Exercise
Transcribe each record as written.

Data

^^^^^^^^^^^^^^^^

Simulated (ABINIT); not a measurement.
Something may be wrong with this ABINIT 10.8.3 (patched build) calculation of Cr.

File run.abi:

^^^^^^^^^^^^^^^^

Task result
Simulated (ABINIT); not a measurement.
Something may be wrong with this ABINIT 10.8.3 (patched build) calculation of Cr.

File run.abi:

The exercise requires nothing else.